Requirement:
Output, word for word, every line from the start of the listing down to and including the line that contains "Forbidden lines of Cd26+"; include nothing else.

Record excerpts:
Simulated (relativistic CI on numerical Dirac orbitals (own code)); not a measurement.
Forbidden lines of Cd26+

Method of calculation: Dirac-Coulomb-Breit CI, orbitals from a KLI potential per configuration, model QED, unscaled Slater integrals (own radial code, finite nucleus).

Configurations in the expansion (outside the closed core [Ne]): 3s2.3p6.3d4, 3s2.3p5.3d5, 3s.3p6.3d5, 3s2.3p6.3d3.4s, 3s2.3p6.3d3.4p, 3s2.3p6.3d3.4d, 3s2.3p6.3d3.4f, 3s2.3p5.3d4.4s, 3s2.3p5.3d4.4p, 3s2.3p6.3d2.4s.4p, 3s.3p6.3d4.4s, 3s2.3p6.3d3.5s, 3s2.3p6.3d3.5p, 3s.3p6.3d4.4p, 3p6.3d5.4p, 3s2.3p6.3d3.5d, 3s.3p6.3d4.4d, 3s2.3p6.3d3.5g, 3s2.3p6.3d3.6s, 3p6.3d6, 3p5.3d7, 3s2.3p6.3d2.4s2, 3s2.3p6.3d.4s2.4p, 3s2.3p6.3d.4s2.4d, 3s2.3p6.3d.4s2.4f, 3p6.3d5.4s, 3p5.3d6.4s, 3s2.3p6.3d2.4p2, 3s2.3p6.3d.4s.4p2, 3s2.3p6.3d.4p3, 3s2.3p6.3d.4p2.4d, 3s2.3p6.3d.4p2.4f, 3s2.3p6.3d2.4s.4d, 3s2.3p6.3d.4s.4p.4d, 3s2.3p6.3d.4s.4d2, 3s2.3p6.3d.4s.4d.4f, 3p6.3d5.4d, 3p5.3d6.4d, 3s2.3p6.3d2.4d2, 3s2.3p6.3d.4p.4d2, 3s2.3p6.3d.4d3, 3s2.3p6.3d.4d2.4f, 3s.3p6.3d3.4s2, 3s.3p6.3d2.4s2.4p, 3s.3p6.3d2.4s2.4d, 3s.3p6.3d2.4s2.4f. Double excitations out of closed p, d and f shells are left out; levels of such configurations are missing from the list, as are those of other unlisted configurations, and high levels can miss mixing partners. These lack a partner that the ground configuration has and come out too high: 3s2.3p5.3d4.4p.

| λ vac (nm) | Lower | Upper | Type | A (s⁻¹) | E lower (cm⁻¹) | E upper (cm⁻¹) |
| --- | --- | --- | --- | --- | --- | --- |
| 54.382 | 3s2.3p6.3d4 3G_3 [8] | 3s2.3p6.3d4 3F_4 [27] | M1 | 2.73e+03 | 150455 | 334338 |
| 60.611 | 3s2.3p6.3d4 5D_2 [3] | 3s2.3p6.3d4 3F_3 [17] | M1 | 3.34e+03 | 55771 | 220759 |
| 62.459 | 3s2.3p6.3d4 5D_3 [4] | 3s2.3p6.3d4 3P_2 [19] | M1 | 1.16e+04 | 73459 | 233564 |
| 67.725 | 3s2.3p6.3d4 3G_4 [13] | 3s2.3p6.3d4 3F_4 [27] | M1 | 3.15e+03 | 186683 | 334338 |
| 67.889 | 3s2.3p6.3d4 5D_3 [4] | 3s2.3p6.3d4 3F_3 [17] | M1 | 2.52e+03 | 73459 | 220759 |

Response box:
Simulated (relativistic CI on numerical Dirac orbitals (own code)); not a measurement.
Forbidden lines of Cd26+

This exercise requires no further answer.